**Work task**
With both ends included, transcribe exactly the records below from their first line to the line that contains "Atomic tests: cutoffs".

**Data excerpts**
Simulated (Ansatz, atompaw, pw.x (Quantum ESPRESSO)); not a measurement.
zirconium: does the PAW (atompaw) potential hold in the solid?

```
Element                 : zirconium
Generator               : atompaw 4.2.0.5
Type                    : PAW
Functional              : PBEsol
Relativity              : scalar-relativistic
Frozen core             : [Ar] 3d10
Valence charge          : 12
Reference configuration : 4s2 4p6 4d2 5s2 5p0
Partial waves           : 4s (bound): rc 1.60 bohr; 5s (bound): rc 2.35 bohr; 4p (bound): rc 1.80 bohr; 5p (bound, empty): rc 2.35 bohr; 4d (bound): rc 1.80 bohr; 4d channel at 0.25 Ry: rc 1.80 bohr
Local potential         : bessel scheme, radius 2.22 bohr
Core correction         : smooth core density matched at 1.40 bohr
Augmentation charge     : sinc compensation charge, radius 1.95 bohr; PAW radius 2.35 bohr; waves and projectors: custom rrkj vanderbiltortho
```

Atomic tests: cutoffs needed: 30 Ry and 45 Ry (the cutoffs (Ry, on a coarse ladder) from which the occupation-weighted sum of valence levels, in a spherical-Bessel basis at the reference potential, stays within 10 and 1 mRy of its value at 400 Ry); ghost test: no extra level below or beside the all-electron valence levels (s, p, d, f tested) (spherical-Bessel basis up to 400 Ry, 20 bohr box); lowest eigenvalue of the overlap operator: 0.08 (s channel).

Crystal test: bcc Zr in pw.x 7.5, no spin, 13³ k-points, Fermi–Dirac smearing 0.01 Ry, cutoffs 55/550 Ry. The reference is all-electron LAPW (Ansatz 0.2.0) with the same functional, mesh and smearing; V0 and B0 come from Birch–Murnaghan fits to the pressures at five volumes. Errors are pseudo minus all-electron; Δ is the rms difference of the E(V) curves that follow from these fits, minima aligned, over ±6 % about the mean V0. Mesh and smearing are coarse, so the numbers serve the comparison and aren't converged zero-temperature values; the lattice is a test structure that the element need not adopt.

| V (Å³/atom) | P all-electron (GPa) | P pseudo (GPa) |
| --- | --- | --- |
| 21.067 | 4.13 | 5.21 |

**Answer section**
Simulated (Ansatz, atompaw, pw.x (Quantum ESPRESSO)); not a measurement.
zirconium: does the PAW (atompaw) potential hold in the solid?

```
Element                 : zirconium
Generator               : atompaw 4.2.0.5
Type                    : PAW
Functional              : PBEsol
Relativity              : scalar-relativistic
Frozen core             : [Ar] 3d10
Valence charge          : 12
Reference configuration : 4s2 4p6 4d2 5s2 5p0
Partial waves           : 4s (bound): rc 1.60 bohr; 5s (bound): rc 2.35 bohr; 4p (bound): rc 1.80 bohr; 5p (bound, empty): rc 2.35 bohr; 4d (bound): rc 1.80 bohr; 4d channel at 0.25 Ry: rc 1.80 bohr
Local potential         : bessel scheme, radius 2.22 bohr
Core correction         : smooth core density matched at 1.40 bohr
Augmentation charge     : sinc compensation charge, radius 1.95 bohr; PAW radius 2.35 bohr; waves and projectors: custom rrkj vanderbiltortho
```

Atomic tests: cutoffs needed: 30 Ry and 45 Ry (the cutoffs (Ry, on a coarse ladder) from which the occupation-weighted sum of valence levels, in a spherical-Bessel basis at the reference potential, stays within 10 and 1 mRy of its value at 400 Ry); ghost test: no extra level below or beside the all-electron valence levels (s, p, d, f tested) (spherical-Bessel basis up to 400 Ry, 20 bohr box); lowest eigenvalue of the overlap operator: 0.08 (s channel).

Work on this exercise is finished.